--- Exercise data Enclosed Below ---
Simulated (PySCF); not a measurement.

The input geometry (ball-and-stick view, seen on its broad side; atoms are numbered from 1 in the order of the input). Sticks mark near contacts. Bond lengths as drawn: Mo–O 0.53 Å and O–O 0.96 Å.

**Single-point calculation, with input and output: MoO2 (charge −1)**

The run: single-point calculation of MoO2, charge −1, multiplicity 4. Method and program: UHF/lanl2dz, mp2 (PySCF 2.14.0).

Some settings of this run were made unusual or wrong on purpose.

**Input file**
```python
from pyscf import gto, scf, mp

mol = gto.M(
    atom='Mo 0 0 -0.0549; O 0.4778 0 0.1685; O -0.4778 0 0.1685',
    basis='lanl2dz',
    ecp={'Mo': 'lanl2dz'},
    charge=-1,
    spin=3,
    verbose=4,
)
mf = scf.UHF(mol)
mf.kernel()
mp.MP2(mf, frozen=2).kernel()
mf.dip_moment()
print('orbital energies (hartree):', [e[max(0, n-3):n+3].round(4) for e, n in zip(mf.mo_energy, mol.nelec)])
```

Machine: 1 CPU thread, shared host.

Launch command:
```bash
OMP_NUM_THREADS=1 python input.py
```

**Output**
--- End of Enclosed Exercise data ---

Required action ▸
All that is wanted is the run of lines from the start of the data through the line containing "MoO2 (charge −1)**", copied word for word.

Result ▸
Simulated (PySCF); not a measurement.

The input geometry (ball-and-stick view, seen on its broad side; atoms are numbered from 1 in the order of the input). Sticks mark near contacts. Bond lengths as drawn: Mo–O 0.53 Å and O–O 0.96 Å.

**Single-point calculation, with input and output: MoO2 (charge −1)**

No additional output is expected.